Reproduce the records exactly, beginning with their first line and ending with the line that contains "B (2.0 GPa), C (4.7 GPa), A (8.8 GPa).", and output nothing more.

--- DATA FOR ANALYSIS Enclosed Below ---

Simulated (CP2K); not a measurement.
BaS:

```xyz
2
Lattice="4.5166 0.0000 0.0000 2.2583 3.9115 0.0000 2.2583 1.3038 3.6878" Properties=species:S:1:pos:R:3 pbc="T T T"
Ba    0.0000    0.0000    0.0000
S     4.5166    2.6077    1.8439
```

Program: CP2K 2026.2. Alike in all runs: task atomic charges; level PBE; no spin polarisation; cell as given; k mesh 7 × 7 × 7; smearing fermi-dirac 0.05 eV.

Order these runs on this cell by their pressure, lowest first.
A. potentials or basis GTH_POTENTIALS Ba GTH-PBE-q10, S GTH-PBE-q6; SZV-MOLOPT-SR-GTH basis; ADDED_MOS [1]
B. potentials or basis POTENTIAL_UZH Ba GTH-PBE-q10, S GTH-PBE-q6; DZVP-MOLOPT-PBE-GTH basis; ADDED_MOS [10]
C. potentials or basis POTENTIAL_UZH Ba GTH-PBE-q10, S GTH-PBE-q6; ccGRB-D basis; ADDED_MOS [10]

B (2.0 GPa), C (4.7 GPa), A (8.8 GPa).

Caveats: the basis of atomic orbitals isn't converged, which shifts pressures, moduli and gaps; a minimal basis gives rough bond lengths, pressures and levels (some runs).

--- End of Enclosed DATA FOR ANALYSIS ---

* _ANSWER AREA_
Simulated (CP2K); not a measurement.
BaS:

```xyz
2
Lattice="4.5166 0.0000 0.0000 2.2583 3.9115 0.0000 2.2583 1.3038 3.6878" Properties=species:S:1:pos:R:3 pbc="T T T"
Ba    0.0000    0.0000    0.0000
S     4.5166    2.6077    1.8439
```

Program: CP2K 2026.2. Alike in all runs: task atomic charges; level PBE; no spin polarisation; cell as given; k mesh 7 × 7 × 7; smearing fermi-dirac 0.05 eV.

Order these runs on this cell by their pressure, lowest first.
A. potentials or basis GTH_POTENTIALS Ba GTH-PBE-q10, S GTH-PBE-q6; SZV-MOLOPT-SR-GTH basis; ADDED_MOS [1]
B. potentials or basis POTENTIAL_UZH Ba GTH-PBE-q10, S GTH-PBE-q6; DZVP-MOLOPT-PBE-GTH basis; ADDED_MOS [10]
C. potentials or basis POTENTIAL_UZH Ba GTH-PBE-q10, S GTH-PBE-q6; ccGRB-D basis; ADDED_MOS [10]

B (2.0 GPa), C (4.7 GPa), A (8.8 GPa).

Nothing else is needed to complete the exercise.